Work task:
Return, exactly as written, every line from the first line of the data below through the line that contains "did it gain?**".

———

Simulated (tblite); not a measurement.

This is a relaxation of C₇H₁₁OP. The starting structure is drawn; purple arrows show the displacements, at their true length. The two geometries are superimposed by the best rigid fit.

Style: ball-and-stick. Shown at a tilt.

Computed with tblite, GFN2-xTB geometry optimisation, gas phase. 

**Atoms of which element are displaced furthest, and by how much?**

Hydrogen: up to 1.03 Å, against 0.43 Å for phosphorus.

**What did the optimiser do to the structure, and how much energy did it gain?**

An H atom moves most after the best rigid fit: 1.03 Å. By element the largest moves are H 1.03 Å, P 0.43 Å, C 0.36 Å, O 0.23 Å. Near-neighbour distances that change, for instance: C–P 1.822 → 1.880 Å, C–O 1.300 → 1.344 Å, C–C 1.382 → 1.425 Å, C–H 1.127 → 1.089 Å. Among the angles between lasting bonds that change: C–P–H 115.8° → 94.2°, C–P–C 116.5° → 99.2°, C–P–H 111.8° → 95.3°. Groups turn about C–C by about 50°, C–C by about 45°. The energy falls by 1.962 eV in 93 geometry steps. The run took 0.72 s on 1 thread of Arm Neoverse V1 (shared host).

———

Written answer:
Simulated (tblite); not a measurement.

This is a relaxation of C₇H₁₁OP. The starting structure is drawn; purple arrows show the displacements, at their true length. The two geometries are superimposed by the best rigid fit.

Style: ball-and-stick. Shown at a tilt.

Computed with tblite, GFN2-xTB geometry optimisation, gas phase. 

**Atoms of which element are displaced furthest, and by how much?**

Hydrogen: up to 1.03 Å, against 0.43 Å for phosphorus.

**What did the optimiser do to the structure, and how much energy did it gain?**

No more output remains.